*Work instruction:* Retype each line of the listing below, from the first through the one holding "Structure I is", with no other lines.

*Raw data:*
+--
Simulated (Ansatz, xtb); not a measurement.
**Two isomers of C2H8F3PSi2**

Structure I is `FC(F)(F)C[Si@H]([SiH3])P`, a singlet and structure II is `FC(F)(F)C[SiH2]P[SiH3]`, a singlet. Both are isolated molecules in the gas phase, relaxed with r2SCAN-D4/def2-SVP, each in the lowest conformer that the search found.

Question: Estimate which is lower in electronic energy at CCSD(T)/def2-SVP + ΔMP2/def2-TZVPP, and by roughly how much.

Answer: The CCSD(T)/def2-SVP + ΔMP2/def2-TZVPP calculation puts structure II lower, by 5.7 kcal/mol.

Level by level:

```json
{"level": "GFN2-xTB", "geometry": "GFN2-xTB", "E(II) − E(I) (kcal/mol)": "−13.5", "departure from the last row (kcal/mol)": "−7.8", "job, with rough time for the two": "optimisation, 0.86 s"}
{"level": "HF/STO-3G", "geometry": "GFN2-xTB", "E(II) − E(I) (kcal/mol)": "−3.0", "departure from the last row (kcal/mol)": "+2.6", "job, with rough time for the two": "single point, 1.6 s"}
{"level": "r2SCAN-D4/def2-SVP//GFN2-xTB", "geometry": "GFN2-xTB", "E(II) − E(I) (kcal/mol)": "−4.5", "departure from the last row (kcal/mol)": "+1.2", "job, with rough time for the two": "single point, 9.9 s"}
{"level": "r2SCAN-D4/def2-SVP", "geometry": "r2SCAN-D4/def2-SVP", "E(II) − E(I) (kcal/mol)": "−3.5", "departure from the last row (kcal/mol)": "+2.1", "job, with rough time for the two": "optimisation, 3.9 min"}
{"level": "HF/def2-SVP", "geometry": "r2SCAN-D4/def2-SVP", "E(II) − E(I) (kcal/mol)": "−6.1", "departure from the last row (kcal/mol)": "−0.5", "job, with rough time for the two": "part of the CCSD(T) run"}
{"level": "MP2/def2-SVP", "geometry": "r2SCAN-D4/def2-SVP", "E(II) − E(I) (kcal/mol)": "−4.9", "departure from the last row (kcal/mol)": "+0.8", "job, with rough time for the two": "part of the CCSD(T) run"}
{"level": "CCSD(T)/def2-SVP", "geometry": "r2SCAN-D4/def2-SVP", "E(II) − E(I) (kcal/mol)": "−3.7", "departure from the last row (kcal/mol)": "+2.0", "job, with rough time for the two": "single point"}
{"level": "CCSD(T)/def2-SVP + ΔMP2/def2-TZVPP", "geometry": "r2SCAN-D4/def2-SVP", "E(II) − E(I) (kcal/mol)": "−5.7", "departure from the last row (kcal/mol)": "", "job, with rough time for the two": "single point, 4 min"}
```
+--

*Task output:*
Simulated (Ansatz, xtb); not a measurement.
**Two isomers of C2H8F3PSi2**

Structure I is `FC(F)(F)C[Si@H]([SiH3])P`, a singlet and structure II is `FC(F)(F)C[SiH2]P[SiH3]`, a singlet. Both are isolated molecules in the gas phase, relaxed with r2SCAN-D4/def2-SVP, each in the lowest conformer that the search found.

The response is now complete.